### INFORMATION GIVEN
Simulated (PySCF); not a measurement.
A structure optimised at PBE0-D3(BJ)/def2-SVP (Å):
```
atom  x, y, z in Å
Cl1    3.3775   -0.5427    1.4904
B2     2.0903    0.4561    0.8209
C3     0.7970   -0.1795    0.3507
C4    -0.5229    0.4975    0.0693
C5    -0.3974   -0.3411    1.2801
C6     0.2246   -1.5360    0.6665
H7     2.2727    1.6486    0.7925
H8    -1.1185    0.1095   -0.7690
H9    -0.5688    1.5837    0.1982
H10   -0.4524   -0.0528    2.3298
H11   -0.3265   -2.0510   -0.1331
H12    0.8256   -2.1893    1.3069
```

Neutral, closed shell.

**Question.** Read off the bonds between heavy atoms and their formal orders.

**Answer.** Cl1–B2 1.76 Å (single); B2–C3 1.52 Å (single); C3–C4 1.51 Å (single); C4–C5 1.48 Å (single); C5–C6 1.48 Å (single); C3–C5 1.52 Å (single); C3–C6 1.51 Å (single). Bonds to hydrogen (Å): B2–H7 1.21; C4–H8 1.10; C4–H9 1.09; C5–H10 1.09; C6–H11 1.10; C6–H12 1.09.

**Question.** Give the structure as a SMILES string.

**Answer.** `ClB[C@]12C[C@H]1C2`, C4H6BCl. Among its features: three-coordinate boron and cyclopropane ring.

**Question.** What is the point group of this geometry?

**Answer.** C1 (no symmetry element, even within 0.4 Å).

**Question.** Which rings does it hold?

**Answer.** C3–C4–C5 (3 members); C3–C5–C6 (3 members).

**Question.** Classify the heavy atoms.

### WORK TASK
Retype the material above, character for character.

### WRITTEN ANSWER
Simulated (PySCF); not a measurement.
A structure optimised at PBE0-D3(BJ)/def2-SVP (Å):
```
atom  x, y, z in Å
Cl1    3.3775   -0.5427    1.4904
B2     2.0903    0.4561    0.8209
C3     0.7970   -0.1795    0.3507
C4    -0.5229    0.4975    0.0693
C5    -0.3974   -0.3411    1.2801
C6     0.2246   -1.5360    0.6665
H7     2.2727    1.6486    0.7925
H8    -1.1185    0.1095   -0.7690
H9    -0.5688    1.5837    0.1982
H10   -0.4524   -0.0528    2.3298
H11   -0.3265   -2.0510   -0.1331
H12    0.8256   -2.1893    1.3069
```

Neutral, closed shell.

**Question.** Read off the bonds between heavy atoms and their formal orders.

**Answer.** Cl1–B2 1.76 Å (single); B2–C3 1.52 Å (single); C3–C4 1.51 Å (single); C4–C5 1.48 Å (single); C5–C6 1.48 Å (single); C3–C5 1.52 Å (single); C3–C6 1.51 Å (single). Bonds to hydrogen (Å): B2–H7 1.21; C4–H8 1.10; C4–H9 1.09; C5–H10 1.09; C6–H11 1.10; C6–H12 1.09.

**Question.** Give the structure as a SMILES string.

**Answer.** `ClB[C@]12C[C@H]1C2`, C4H6BCl. Among its features: three-coordinate boron and cyclopropane ring.

**Question.** What is the point group of this geometry?

**Answer.** C1 (no symmetry element, even within 0.4 Å).

**Question.** Which rings does it hold?

**Answer.** C3–C4–C5 (3 members); C3–C5–C6 (3 members).

**Question.** Classify the heavy atoms.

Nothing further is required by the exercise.